(Listed entries)
+ + +

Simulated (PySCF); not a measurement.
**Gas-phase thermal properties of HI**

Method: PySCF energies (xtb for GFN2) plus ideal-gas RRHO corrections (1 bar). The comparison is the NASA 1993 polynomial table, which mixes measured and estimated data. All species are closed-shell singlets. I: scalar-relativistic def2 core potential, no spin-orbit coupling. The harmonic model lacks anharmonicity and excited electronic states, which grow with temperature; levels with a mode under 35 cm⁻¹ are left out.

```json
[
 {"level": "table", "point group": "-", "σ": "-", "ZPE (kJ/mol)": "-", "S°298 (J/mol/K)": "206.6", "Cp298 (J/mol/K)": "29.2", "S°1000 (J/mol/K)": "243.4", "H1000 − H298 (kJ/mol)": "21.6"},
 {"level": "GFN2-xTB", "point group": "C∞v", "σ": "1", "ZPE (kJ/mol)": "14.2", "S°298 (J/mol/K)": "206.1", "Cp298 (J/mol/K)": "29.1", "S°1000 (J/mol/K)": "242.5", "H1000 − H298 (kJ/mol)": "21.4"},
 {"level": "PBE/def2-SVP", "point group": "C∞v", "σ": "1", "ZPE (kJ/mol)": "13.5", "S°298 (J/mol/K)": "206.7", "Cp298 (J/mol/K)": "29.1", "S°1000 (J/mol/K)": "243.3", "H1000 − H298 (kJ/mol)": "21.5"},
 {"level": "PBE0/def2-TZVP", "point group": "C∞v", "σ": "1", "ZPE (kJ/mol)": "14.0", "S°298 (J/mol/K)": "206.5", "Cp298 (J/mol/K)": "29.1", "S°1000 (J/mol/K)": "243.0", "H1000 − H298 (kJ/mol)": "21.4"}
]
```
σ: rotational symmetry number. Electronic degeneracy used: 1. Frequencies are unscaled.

+ + +

(Work instruction) Please give again the lines above between the line holding "properties of HI**" and the line holding "Method: PySCF energies", inclusive, exactly as they are and with nothing added.

(Exercise result)
**Gas-phase thermal properties of HI**

Method: PySCF energies (xtb for GFN2) plus ideal-gas RRHO corrections (1 bar). The comparison is the NASA 1993 polynomial table, which mixes measured and estimated data. All species are closed-shell singlets. I: scalar-relativistic def2 core potential, no spin-orbit coupling. The harmonic model lacks anharmonicity and excited electronic states, which grow with temperature; levels with a mode under 35 cm⁻¹ are left out.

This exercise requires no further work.